● **Study material**
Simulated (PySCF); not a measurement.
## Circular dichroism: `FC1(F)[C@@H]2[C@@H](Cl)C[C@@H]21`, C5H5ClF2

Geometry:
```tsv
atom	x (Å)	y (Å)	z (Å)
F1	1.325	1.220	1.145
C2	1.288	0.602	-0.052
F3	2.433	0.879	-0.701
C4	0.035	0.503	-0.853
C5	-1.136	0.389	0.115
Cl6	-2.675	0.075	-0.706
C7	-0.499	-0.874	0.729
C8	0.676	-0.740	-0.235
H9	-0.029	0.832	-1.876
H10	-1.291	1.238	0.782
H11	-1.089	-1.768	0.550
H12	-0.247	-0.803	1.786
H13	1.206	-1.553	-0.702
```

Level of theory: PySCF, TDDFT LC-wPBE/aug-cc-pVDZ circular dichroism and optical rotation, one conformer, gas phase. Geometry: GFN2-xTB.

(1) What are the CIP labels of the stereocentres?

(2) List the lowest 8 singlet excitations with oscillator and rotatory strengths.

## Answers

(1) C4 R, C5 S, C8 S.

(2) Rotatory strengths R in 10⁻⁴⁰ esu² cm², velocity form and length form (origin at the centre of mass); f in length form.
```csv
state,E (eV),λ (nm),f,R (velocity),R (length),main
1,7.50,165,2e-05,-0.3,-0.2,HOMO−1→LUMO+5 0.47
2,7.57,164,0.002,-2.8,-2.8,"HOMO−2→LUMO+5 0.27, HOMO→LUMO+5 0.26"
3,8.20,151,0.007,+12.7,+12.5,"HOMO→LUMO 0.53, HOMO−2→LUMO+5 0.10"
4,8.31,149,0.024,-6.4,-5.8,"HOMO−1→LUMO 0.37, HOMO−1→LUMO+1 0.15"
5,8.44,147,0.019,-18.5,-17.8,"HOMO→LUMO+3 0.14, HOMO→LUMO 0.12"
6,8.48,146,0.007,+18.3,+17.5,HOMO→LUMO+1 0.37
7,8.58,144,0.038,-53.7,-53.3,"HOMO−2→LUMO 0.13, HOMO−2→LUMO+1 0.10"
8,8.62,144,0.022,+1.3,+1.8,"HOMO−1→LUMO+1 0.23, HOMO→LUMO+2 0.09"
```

● **Brief**
Reproduce only the lines above, starting at the line with "Level of theory: PySCF, TDDFT" and ending at the line with "(1) C4 R, C5 S, C8 S.", exactly as written.

● **Exercise answer**
Level of theory: PySCF, TDDFT LC-wPBE/aug-cc-pVDZ circular dichroism and optical rotation, one conformer, gas phase. Geometry: GFN2-xTB.

(1) What are the CIP labels of the stereocentres?

(2) List the lowest 8 singlet excitations with oscillator and rotatory strengths.

## Answers

(1) C4 R, C5 S, C8 S.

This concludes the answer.